Assigned task
Beginning with the very first line, please reproduce the entries exactly through the line containing "At the start: volume 15.28 Å³/atom.".

<<<<

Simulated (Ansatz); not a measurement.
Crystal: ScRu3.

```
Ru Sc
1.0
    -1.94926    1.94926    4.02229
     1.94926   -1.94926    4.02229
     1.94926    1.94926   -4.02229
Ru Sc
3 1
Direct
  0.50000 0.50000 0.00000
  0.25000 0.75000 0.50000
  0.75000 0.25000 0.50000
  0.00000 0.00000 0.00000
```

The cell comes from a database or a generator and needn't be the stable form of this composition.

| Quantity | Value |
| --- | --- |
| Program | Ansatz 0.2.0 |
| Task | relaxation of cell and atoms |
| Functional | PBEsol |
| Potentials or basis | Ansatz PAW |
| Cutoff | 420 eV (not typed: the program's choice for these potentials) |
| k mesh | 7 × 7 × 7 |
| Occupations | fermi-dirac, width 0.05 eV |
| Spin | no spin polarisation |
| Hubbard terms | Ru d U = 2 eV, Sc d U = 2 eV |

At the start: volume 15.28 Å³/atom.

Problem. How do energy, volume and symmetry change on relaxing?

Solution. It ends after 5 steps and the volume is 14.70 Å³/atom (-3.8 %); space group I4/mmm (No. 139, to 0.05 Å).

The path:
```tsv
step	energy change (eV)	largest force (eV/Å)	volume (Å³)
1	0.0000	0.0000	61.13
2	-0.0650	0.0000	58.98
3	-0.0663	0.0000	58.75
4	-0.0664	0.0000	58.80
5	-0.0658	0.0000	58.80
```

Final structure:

>>>>

Written solution
Simulated (Ansatz); not a measurement.
Crystal: ScRu3.

```
Ru Sc
1.0
    -1.94926    1.94926    4.02229
     1.94926   -1.94926    4.02229
     1.94926    1.94926   -4.02229
Ru Sc
3 1
Direct
  0.50000 0.50000 0.00000
  0.25000 0.75000 0.50000
  0.75000 0.25000 0.50000
  0.00000 0.00000 0.00000
```

The cell comes from a database or a generator and needn't be the stable form of this composition.

| Quantity | Value |
| --- | --- |
| Program | Ansatz 0.2.0 |
| Task | relaxation of cell and atoms |
| Functional | PBEsol |
| Potentials or basis | Ansatz PAW |
| Cutoff | 420 eV (not typed: the program's choice for these potentials) |
| k mesh | 7 × 7 × 7 |
| Occupations | fermi-dirac, width 0.05 eV |
| Spin | no spin polarisation |
| Hubbard terms | Ru d U = 2 eV, Sc d U = 2 eV |

At the start: volume 15.28 Å³/atom.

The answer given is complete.